**ASSIGNMENT**
The full listing should be set down again precisely.

**DATASET EXTRACT**
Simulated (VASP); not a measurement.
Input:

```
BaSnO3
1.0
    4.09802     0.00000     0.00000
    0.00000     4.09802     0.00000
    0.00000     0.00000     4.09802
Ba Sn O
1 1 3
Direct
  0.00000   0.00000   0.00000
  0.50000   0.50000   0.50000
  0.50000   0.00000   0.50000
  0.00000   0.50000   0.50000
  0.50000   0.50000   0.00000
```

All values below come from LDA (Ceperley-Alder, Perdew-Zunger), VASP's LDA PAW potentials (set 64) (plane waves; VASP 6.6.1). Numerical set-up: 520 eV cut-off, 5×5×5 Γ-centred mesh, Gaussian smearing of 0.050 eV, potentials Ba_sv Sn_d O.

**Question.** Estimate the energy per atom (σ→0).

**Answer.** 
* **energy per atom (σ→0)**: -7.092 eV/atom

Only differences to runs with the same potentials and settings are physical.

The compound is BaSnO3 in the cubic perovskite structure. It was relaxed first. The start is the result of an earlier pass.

**PROBLEM SOLUTION**
Simulated (VASP); not a measurement.
Input:

```
BaSnO3
1.0
    4.09802     0.00000     0.00000
    0.00000     4.09802     0.00000
    0.00000     0.00000     4.09802
Ba Sn O
1 1 3
Direct
  0.00000   0.00000   0.00000
  0.50000   0.50000   0.50000
  0.50000   0.00000   0.50000
  0.00000   0.50000   0.50000
  0.50000   0.50000   0.00000
```

All values below come from LDA (Ceperley-Alder, Perdew-Zunger), VASP's LDA PAW potentials (set 64) (plane waves; VASP 6.6.1). Numerical set-up: 520 eV cut-off, 5×5×5 Γ-centred mesh, Gaussian smearing of 0.050 eV, potentials Ba_sv Sn_d O.

**Question.** Estimate the energy per atom (σ→0).

**Answer.** 
* **energy per atom (σ→0)**: -7.092 eV/atom

Only differences to runs with the same potentials and settings are physical.

The compound is BaSnO3 in the cubic perovskite structure. It was relaxed first. The start is the result of an earlier pass.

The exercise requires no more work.